Work task
Word for word, return the lines from the top of the listing to the line containing "PySCF, dipoles from", both ends included, and no others.

──────

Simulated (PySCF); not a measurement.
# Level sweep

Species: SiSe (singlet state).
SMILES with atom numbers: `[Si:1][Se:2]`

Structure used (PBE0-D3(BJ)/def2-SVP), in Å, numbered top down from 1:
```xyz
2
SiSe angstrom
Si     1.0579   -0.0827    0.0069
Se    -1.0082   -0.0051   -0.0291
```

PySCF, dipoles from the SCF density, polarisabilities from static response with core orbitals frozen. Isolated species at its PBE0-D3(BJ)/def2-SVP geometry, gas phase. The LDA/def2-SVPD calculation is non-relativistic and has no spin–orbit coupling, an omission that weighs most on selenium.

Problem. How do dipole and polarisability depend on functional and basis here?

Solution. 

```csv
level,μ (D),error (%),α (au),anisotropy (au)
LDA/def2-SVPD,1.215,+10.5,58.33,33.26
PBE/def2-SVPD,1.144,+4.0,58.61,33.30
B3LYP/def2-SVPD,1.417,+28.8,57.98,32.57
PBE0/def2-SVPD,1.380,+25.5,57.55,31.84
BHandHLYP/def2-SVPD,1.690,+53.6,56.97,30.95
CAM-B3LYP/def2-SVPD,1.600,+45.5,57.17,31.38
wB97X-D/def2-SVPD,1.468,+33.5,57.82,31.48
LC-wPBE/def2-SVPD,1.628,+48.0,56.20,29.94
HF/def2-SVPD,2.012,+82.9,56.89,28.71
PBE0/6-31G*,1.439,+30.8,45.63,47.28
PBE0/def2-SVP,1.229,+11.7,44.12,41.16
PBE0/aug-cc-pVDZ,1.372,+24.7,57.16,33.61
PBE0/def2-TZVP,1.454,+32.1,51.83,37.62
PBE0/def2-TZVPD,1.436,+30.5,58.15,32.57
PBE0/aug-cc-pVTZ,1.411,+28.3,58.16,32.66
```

──────

Task output
Simulated (PySCF); not a measurement.
# Level sweep

Species: SiSe (singlet state).
SMILES with atom numbers: `[Si:1][Se:2]`

Structure used (PBE0-D3(BJ)/def2-SVP), in Å, numbered top down from 1:
```xyz
2
SiSe angstrom
Si     1.0579   -0.0827    0.0069
Se    -1.0082   -0.0051   -0.0291
```

PySCF, dipoles from the SCF density, polarisabilities from static response with core orbitals frozen. Isolated species at its PBE0-D3(BJ)/def2-SVP geometry, gas phase. The LDA/def2-SVPD calculation is non-relativistic and has no spin–orbit coupling, an omission that weighs most on selenium.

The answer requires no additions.